* Supplied records:
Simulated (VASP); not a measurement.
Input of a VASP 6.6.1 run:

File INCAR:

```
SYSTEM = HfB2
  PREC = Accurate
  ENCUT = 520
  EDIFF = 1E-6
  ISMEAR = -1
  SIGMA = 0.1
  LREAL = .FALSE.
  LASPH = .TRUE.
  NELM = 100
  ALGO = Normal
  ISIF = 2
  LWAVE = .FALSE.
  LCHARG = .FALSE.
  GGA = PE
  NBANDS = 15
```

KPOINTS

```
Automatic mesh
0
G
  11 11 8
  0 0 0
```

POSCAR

* Work task: Write out the whole listing again, exactly as it stands.

* Response:
Simulated (VASP); not a measurement.
Input of a VASP 6.6.1 run:

File INCAR:

```
SYSTEM = HfB2
  PREC = Accurate
  ENCUT = 520
  EDIFF = 1E-6
  ISMEAR = -1
  SIGMA = 0.1
  LREAL = .FALSE.
  LASPH = .TRUE.
  NELM = 100
  ALGO = Normal
  ISIF = 2
  LWAVE = .FALSE.
  LCHARG = .FALSE.
  GGA = PE
  NBANDS = 15
```

KPOINTS

```
Automatic mesh
0
G
  11 11 8
  0 0 0
```

POSCAR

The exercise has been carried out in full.